▼

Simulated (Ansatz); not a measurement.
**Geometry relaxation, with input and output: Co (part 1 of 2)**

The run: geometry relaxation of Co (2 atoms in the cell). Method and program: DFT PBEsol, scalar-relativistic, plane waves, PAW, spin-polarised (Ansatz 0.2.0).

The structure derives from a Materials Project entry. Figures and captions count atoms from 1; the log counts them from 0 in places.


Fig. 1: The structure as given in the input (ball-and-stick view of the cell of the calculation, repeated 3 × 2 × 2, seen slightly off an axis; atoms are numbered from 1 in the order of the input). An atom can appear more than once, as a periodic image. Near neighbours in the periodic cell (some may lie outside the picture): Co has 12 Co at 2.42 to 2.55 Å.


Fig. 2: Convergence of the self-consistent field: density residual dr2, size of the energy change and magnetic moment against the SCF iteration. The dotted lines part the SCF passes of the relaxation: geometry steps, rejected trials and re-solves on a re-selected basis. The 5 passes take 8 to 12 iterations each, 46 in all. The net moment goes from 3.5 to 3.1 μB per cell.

▲

● **Work instruction**:
All that belongs in the answer is the run of lines above from the line containing "The run: geometry" through the line containing "Fig. 1: The", exactly as written.

● **Expected answer**:
The run: geometry relaxation of Co (2 atoms in the cell). Method and program: DFT PBEsol, scalar-relativistic, plane waves, PAW, spin-polarised (Ansatz 0.2.0).

The structure derives from a Materials Project entry. Figures and captions count atoms from 1; the log counts them from 0 in places.


Fig. 1: The structure as given in the input (ball-and-stick view of the cell of the calculation, repeated 3 × 2 × 2, seen slightly off an axis; atoms are numbered from 1 in the order of the input). An atom can appear more than once, as a periodic image. Near neighbours in the periodic cell (some may lie outside the picture): Co has 12 Co at 2.42 to 2.55 Å.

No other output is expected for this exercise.